———

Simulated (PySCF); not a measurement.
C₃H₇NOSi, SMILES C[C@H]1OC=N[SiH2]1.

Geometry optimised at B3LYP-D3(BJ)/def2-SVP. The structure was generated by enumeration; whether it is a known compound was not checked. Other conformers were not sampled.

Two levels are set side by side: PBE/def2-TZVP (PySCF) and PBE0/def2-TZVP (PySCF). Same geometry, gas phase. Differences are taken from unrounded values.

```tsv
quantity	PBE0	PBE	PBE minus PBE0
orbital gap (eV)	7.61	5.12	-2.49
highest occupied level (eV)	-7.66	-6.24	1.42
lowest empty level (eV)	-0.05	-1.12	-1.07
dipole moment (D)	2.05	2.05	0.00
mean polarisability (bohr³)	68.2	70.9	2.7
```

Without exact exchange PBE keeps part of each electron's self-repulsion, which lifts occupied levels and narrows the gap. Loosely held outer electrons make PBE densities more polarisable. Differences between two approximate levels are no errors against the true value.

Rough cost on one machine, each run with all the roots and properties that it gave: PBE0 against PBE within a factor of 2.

———

## REQUIREMENT
An exact copy of every line above is needed.

## ANSWER BOX
Simulated (PySCF); not a measurement.
C₃H₇NOSi, SMILES C[C@H]1OC=N[SiH2]1.

Geometry optimised at B3LYP-D3(BJ)/def2-SVP. The structure was generated by enumeration; whether it is a known compound was not checked. Other conformers were not sampled.

Two levels are set side by side: PBE/def2-TZVP (PySCF) and PBE0/def2-TZVP (PySCF). Same geometry, gas phase. Differences are taken from unrounded values.

```tsv
quantity	PBE0	PBE	PBE minus PBE0
orbital gap (eV)	7.61	5.12	-2.49
highest occupied level (eV)	-7.66	-6.24	1.42
lowest empty level (eV)	-0.05	-1.12	-1.07
dipole moment (D)	2.05	2.05	0.00
mean polarisability (bohr³)	68.2	70.9	2.7
```

Without exact exchange PBE keeps part of each electron's self-repulsion, which lifts occupied levels and narrows the gap. Loosely held outer electrons make PBE densities more polarisable. Differences between two approximate levels are no errors against the true value.

Rough cost on one machine, each run with all the roots and properties that it gave: PBE0 against PBE within a factor of 2.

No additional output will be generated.